*-*-*

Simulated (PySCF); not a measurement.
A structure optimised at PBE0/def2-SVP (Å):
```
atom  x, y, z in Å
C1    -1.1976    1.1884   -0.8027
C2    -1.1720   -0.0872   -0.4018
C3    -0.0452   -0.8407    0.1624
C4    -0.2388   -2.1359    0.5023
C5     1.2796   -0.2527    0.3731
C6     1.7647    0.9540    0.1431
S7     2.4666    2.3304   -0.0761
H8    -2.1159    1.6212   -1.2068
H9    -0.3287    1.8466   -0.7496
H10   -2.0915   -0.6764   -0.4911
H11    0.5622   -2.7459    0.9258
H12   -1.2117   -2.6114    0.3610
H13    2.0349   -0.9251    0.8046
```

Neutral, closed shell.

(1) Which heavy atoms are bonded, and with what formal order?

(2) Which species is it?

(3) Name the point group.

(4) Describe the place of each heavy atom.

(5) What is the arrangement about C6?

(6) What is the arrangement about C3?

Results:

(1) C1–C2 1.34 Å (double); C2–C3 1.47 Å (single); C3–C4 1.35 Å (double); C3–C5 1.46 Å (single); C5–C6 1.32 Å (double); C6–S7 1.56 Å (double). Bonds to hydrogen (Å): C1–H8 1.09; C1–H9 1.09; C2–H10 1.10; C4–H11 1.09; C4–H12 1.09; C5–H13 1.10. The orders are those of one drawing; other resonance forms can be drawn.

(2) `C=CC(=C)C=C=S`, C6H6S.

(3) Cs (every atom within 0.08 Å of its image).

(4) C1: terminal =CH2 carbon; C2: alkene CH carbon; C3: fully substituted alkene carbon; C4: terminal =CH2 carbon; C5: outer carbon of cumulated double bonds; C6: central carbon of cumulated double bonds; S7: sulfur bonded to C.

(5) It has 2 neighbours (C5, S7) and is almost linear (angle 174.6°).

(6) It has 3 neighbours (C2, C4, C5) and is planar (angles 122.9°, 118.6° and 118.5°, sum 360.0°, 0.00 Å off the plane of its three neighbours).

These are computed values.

*-*-*

### Assigned task
Could you restate, word for word, the lines above from the one with "(1) C1–C2 1.34" to the one with "(6) It has 3", both included?

### Exercise output
(1) C1–C2 1.34 Å (double); C2–C3 1.47 Å (single); C3–C4 1.35 Å (double); C3–C5 1.46 Å (single); C5–C6 1.32 Å (double); C6–S7 1.56 Å (double). Bonds to hydrogen (Å): C1–H8 1.09; C1–H9 1.09; C2–H10 1.10; C4–H11 1.09; C4–H12 1.09; C5–H13 1.10. The orders are those of one drawing; other resonance forms can be drawn.

(2) `C=CC(=C)C=C=S`, C6H6S.

(3) Cs (every atom within 0.08 Å of its image).

(4) C1: terminal =CH2 carbon; C2: alkene CH carbon; C3: fully substituted alkene carbon; C4: terminal =CH2 carbon; C5: outer carbon of cumulated double bonds; C6: central carbon of cumulated double bonds; S7: sulfur bonded to C.

(5) It has 2 neighbours (C5, S7) and is almost linear (angle 174.6°).

(6) It has 3 neighbours (C2, C4, C5) and is planar (angles 122.9°, 118.6° and 118.5°, sum 360.0°, 0.00 Å off the plane of its three neighbours).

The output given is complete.